● Assignment
Your task is to write out exactly the lines of the listing below, from the first down to the line that holds "Problem. Estimate the wall time of this run.".

################

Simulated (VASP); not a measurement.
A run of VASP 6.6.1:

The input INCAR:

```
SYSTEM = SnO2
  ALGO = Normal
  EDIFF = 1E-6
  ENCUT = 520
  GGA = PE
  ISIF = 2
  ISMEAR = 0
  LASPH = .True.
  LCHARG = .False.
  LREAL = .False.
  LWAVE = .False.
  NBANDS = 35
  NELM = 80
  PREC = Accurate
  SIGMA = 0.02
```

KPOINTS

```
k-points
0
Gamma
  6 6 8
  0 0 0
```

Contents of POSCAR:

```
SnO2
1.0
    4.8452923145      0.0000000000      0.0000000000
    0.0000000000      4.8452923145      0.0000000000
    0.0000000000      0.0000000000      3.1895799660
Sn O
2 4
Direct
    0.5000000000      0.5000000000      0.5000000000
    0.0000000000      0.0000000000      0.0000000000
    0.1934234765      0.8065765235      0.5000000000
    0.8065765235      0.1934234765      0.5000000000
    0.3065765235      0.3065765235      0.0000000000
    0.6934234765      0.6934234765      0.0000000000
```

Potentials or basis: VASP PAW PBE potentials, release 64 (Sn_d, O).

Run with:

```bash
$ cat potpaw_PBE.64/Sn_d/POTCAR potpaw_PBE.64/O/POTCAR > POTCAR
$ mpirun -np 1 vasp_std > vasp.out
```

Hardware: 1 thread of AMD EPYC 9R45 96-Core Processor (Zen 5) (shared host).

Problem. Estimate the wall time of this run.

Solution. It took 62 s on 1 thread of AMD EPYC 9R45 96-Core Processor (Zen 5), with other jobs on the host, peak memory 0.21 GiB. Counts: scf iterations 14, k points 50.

################

● Written reply
Simulated (VASP); not a measurement.
A run of VASP 6.6.1:

The input INCAR:

```
SYSTEM = SnO2
  ALGO = Normal
  EDIFF = 1E-6
  ENCUT = 520
  GGA = PE
  ISIF = 2
  ISMEAR = 0
  LASPH = .True.
  LCHARG = .False.
  LREAL = .False.
  LWAVE = .False.
  NBANDS = 35
  NELM = 80
  PREC = Accurate
  SIGMA = 0.02
```

KPOINTS

```
k-points
0
Gamma
  6 6 8
  0 0 0
```

Contents of POSCAR:

```
SnO2
1.0
    4.8452923145      0.0000000000      0.0000000000
    0.0000000000      4.8452923145      0.0000000000
    0.0000000000      0.0000000000      3.1895799660
Sn O
2 4
Direct
    0.5000000000      0.5000000000      0.5000000000
    0.0000000000      0.0000000000      0.0000000000
    0.1934234765      0.8065765235      0.5000000000
    0.8065765235      0.1934234765      0.5000000000
    0.3065765235      0.3065765235      0.0000000000
    0.6934234765      0.6934234765      0.0000000000
```

Potentials or basis: VASP PAW PBE potentials, release 64 (Sn_d, O).

Run with:

```bash
$ cat potpaw_PBE.64/Sn_d/POTCAR potpaw_PBE.64/O/POTCAR > POTCAR
$ mpirun -np 1 vasp_std > vasp.out
```

Hardware: 1 thread of AMD EPYC 9R45 96-Core Processor (Zen 5) (shared host).

Problem. Estimate the wall time of this run.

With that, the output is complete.